» WORK INSTRUCTION
In the listing below, print exactly the lines from the first through the one that contains "Caveat: the k".

── DATA UNDER STUDY

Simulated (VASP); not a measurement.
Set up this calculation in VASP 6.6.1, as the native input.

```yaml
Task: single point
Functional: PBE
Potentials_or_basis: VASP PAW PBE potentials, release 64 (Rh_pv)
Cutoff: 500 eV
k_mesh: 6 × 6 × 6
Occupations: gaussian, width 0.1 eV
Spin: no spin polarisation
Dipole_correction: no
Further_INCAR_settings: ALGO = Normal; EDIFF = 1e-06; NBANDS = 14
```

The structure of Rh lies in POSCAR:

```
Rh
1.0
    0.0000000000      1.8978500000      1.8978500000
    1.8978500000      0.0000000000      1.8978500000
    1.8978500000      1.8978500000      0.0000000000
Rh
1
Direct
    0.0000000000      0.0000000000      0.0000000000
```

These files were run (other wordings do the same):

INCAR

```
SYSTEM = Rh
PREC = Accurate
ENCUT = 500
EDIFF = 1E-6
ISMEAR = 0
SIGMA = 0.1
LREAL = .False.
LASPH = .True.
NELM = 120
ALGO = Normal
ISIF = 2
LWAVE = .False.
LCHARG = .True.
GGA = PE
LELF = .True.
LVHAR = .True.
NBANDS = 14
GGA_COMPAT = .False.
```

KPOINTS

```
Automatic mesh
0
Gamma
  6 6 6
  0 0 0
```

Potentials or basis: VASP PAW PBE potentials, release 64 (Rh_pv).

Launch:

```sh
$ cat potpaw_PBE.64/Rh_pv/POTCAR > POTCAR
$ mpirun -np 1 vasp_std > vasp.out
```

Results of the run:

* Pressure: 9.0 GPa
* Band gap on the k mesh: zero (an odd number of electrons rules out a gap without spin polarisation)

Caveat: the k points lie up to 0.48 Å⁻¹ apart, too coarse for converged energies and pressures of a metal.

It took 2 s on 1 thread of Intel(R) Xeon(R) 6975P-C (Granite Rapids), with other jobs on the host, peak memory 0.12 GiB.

────

» WRITTEN RESPONSE
Simulated (VASP); not a measurement.
Set up this calculation in VASP 6.6.1, as the native input.

```yaml
Task: single point
Functional: PBE
Potentials_or_basis: VASP PAW PBE potentials, release 64 (Rh_pv)
Cutoff: 500 eV
k_mesh: 6 × 6 × 6
Occupations: gaussian, width 0.1 eV
Spin: no spin polarisation
Dipole_correction: no
Further_INCAR_settings: ALGO = Normal; EDIFF = 1e-06; NBANDS = 14
```

The structure of Rh lies in POSCAR:

```
Rh
1.0
    0.0000000000      1.8978500000      1.8978500000
    1.8978500000      0.0000000000      1.8978500000
    1.8978500000      1.8978500000      0.0000000000
Rh
1
Direct
    0.0000000000      0.0000000000      0.0000000000
```

These files were run (other wordings do the same):

INCAR

```
SYSTEM = Rh
PREC = Accurate
ENCUT = 500
EDIFF = 1E-6
ISMEAR = 0
SIGMA = 0.1
LREAL = .False.
LASPH = .True.
NELM = 120
ALGO = Normal
ISIF = 2
LWAVE = .False.
LCHARG = .True.
GGA = PE
LELF = .True.
LVHAR = .True.
NBANDS = 14
GGA_COMPAT = .False.
```

KPOINTS

```
Automatic mesh
0
Gamma
  6 6 6
  0 0 0
```

Potentials or basis: VASP PAW PBE potentials, release 64 (Rh_pv).

Launch:

```sh
$ cat potpaw_PBE.64/Rh_pv/POTCAR > POTCAR
$ mpirun -np 1 vasp_std > vasp.out
```

Results of the run:

* Pressure: 9.0 GPa
* Band gap on the k mesh: zero (an odd number of electrons rules out a gap without spin polarisation)

Caveat: the k points lie up to 0.48 Å⁻¹ apart, too coarse for converged energies and pressures of a metal.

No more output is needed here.